- [Brief]:
Print the first line of the material below and each line after it, exactly as written, ending with the line that contains "Result: A cubic".

+ + + + +

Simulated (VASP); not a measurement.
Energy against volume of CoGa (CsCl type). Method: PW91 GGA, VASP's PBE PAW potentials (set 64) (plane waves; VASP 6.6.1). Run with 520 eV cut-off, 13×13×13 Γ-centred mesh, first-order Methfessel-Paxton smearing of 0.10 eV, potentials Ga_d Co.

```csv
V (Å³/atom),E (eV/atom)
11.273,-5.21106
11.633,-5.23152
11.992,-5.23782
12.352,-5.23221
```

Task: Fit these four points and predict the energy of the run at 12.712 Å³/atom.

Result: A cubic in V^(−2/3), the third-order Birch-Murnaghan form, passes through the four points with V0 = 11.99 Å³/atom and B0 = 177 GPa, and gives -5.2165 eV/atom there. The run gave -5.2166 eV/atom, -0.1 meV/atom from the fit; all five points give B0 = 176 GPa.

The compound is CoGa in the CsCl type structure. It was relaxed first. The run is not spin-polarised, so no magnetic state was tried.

+ + + + +

- [Task solution]:
Simulated (VASP); not a measurement.
Energy against volume of CoGa (CsCl type). Method: PW91 GGA, VASP's PBE PAW potentials (set 64) (plane waves; VASP 6.6.1). Run with 520 eV cut-off, 13×13×13 Γ-centred mesh, first-order Methfessel-Paxton smearing of 0.10 eV, potentials Ga_d Co.

```csv
V (Å³/atom),E (eV/atom)
11.273,-5.21106
11.633,-5.23152
11.992,-5.23782
12.352,-5.23221
```

Task: Fit these four points and predict the energy of the run at 12.712 Å³/atom.

Result: A cubic in V^(−2/3), the third-order Birch-Murnaghan form, passes through the four points with V0 = 11.99 Å³/atom and B0 = 177 GPa, and gives -5.2165 eV/atom there. The run gave -5.2166 eV/atom, -0.1 meV/atom from the fit; all five points give B0 = 176 GPa.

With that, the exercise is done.